◆ WORK INSTRUCTION
An exact transcription of all the data is required.

*** RECORDED INFORMATION ***
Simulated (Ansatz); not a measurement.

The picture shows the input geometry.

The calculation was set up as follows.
***

◆ ANSWER SPACE
Simulated (Ansatz); not a measurement.

The picture shows the input geometry.

The calculation was set up as follows.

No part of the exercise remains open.